■ **DATASET CONTENT**:
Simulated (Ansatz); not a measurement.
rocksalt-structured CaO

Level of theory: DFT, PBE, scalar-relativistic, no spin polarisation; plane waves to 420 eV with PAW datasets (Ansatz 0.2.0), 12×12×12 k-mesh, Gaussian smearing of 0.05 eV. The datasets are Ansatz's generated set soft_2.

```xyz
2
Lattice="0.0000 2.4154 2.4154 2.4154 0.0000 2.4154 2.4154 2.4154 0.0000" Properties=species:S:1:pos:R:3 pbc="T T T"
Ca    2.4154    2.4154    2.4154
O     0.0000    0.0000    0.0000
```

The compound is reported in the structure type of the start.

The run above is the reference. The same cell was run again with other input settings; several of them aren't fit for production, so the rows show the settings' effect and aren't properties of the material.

■ **TASK ITEM**:
Output every entry again, exactly as given.

■ **RESPONSE**:
Simulated (Ansatz); not a measurement.
rocksalt-structured CaO

Level of theory: DFT, PBE, scalar-relativistic, no spin polarisation; plane waves to 420 eV with PAW datasets (Ansatz 0.2.0), 12×12×12 k-mesh, Gaussian smearing of 0.05 eV. The datasets are Ansatz's generated set soft_2.

```xyz
2
Lattice="0.0000 2.4154 2.4154 2.4154 0.0000 2.4154 2.4154 2.4154 0.0000" Properties=species:S:1:pos:R:3 pbc="T T T"
Ca    2.4154    2.4154    2.4154
O     0.0000    0.0000    0.0000
```

The compound is reported in the structure type of the start.

The run above is the reference. The same cell was run again with other input settings; several of them aren't fit for production, so the rows show the settings' effect and aren't properties of the material.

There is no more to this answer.